────

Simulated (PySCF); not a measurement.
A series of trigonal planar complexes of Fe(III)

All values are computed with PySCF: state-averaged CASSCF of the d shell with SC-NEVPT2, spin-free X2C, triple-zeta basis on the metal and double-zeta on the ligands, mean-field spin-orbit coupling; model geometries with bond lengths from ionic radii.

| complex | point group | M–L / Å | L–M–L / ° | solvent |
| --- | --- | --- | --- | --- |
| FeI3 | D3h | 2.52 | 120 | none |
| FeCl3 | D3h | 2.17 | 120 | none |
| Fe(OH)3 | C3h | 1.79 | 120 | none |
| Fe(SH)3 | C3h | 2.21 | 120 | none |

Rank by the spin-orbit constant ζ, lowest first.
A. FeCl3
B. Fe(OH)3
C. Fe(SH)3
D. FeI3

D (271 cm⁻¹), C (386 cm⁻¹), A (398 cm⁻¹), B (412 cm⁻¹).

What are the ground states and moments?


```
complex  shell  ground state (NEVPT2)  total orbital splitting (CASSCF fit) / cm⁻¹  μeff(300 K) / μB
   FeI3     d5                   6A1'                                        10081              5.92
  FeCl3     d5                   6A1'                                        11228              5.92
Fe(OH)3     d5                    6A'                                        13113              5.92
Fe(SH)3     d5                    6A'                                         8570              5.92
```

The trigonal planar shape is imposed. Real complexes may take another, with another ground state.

────

Activity |
Would you please write out all the entries exactly?

Expected answer |
Simulated (PySCF); not a measurement.
A series of trigonal planar complexes of Fe(III)

All values are computed with PySCF: state-averaged CASSCF of the d shell with SC-NEVPT2, spin-free X2C, triple-zeta basis on the metal and double-zeta on the ligands, mean-field spin-orbit coupling; model geometries with bond lengths from ionic radii.

| complex | point group | M–L / Å | L–M–L / ° | solvent |
| --- | --- | --- | --- | --- |
| FeI3 | D3h | 2.52 | 120 | none |
| FeCl3 | D3h | 2.17 | 120 | none |
| Fe(OH)3 | C3h | 1.79 | 120 | none |
| Fe(SH)3 | C3h | 2.21 | 120 | none |

Rank by the spin-orbit constant ζ, lowest first.
A. FeCl3
B. Fe(OH)3
C. Fe(SH)3
D. FeI3

D (271 cm⁻¹), C (386 cm⁻¹), A (398 cm⁻¹), B (412 cm⁻¹).

What are the ground states and moments?


```
complex  shell  ground state (NEVPT2)  total orbital splitting (CASSCF fit) / cm⁻¹  μeff(300 K) / μB
   FeI3     d5                   6A1'                                        10081              5.92
  FeCl3     d5                   6A1'                                        11228              5.92
Fe(OH)3     d5                    6A'                                        13113              5.92
Fe(SH)3     d5                    6A'                                         8570              5.92
```

The trigonal planar shape is imposed. Real complexes may take another, with another ground state.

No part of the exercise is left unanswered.